• Action item
The lines below starting at the line containing "Answer: About 980 meV/cell." and ending at the line containing "Answer: About 350 cm⁻¹." are to be repeated exactly, with both ends kept and nothing else added.

-- Opening Marker --

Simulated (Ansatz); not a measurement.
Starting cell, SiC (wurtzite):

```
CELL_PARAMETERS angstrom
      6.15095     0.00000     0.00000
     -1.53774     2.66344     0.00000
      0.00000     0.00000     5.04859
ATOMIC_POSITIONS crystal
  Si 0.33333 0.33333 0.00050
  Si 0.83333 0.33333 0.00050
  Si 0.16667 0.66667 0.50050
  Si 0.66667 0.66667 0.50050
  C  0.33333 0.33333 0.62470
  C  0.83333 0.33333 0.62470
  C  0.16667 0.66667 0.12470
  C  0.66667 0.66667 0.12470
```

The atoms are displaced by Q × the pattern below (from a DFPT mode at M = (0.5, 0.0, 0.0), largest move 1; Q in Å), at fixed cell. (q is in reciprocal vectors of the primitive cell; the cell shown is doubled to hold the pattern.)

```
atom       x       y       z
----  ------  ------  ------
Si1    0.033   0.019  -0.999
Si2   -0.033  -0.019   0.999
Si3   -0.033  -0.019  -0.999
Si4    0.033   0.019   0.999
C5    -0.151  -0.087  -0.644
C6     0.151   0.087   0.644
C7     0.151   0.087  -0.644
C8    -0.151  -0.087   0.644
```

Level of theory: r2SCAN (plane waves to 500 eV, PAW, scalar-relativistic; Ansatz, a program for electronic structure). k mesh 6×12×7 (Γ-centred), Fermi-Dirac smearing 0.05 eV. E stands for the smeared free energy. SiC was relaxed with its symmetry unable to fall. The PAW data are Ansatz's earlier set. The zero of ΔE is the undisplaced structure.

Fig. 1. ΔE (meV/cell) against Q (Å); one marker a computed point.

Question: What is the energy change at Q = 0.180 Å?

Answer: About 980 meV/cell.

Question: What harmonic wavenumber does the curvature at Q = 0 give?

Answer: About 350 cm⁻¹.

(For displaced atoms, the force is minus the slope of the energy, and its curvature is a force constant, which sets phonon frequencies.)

-- Closing Marker --

• Expected answer
Answer: About 980 meV/cell.

Question: What harmonic wavenumber does the curvature at Q = 0 give?

Answer: About 350 cm⁻¹.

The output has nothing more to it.